ASSIGNED TASK: Copy out every entry precisely.

PROVIDED DATA:
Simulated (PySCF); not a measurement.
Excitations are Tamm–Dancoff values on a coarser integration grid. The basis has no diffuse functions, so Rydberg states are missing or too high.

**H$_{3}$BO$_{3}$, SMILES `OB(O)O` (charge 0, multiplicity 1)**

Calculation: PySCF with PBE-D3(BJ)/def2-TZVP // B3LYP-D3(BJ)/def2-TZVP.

PROBLEM SOLUTION:
Simulated (PySCF); not a measurement.
Excitations are Tamm–Dancoff values on a coarser integration grid. The basis has no diffuse functions, so Rydberg states are missing or too high.

**H$_{3}$BO$_{3}$, SMILES `OB(O)O` (charge 0, multiplicity 1)**

Calculation: PySCF with PBE-D3(BJ)/def2-TZVP // B3LYP-D3(BJ)/def2-TZVP.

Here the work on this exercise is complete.